### REQUIREMENT
Look below for the line holding "- Cutoff: 600 eV" and the line holding "volume (Å³) |". Repeat those two and everything between, exactly.

### LISTED ENTRIES
[Start of Attachment]

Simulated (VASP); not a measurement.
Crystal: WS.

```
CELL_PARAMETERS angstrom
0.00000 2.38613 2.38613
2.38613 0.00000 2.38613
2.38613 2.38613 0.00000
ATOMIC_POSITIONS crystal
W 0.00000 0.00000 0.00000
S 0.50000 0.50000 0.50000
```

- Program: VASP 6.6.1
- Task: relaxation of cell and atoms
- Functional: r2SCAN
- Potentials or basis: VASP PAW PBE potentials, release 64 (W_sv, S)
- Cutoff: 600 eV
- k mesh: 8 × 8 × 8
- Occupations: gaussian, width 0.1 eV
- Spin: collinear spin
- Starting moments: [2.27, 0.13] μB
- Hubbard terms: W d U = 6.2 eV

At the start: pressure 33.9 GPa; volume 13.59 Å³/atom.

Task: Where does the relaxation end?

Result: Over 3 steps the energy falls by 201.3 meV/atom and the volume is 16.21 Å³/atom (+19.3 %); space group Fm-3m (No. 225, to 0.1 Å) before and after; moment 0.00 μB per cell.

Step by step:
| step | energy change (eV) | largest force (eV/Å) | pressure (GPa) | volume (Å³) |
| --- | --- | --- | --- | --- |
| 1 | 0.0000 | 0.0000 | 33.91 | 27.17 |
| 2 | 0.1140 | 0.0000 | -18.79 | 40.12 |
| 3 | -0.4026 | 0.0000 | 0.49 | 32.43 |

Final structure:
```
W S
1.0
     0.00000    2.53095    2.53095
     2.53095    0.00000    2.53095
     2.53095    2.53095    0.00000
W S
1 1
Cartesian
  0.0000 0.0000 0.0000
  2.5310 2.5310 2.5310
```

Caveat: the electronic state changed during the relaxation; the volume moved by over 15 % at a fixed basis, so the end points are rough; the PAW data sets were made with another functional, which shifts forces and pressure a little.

[End of Attachment]

### YOUR SOLUTION
- Cutoff: 600 eV
- k mesh: 8 × 8 × 8
- Occupations: gaussian, width 0.1 eV
- Spin: collinear spin
- Starting moments: [2.27, 0.13] μB
- Hubbard terms: W d U = 6.2 eV

At the start: pressure 33.9 GPa; volume 13.59 Å³/atom.

Task: Where does the relaxation end?

Result: Over 3 steps the energy falls by 201.3 meV/atom and the volume is 16.21 Å³/atom (+19.3 %); space group Fm-3m (No. 225, to 0.1 Å) before and after; moment 0.00 μB per cell.

Step by step:
| step | energy change (eV) | largest force (eV/Å) | pressure (GPa) | volume (Å³) |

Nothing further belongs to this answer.